[[ AVAILABLE DATA, beginning ]]
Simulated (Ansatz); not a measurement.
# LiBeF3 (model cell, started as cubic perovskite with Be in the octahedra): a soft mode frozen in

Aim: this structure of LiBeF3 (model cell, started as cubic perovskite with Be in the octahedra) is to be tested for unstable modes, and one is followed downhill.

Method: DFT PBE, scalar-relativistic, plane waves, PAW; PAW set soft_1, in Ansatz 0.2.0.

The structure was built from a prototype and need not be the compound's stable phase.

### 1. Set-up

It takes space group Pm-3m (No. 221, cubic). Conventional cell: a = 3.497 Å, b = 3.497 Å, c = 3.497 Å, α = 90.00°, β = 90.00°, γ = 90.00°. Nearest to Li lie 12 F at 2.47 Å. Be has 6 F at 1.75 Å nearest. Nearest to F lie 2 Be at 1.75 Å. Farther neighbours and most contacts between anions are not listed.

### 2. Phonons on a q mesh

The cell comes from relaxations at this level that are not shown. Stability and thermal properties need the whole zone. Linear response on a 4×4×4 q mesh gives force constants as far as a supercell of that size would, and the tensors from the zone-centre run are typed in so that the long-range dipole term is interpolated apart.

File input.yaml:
[[ AVAILABLE DATA, end ]]

Your output should be an exact copy of the lines from the top of the listing above to the line with "Method: DFT PBE, scalar-relativistic, plane", both ends included.

Simulated (Ansatz); not a measurement.
# LiBeF3 (model cell, started as cubic perovskite with Be in the octahedra): a soft mode frozen in

Aim: this structure of LiBeF3 (model cell, started as cubic perovskite with Be in the octahedra) is to be tested for unstable modes, and one is followed downhill.

Method: DFT PBE, scalar-relativistic, plane waves, PAW; PAW set soft_1, in Ansatz 0.2.0.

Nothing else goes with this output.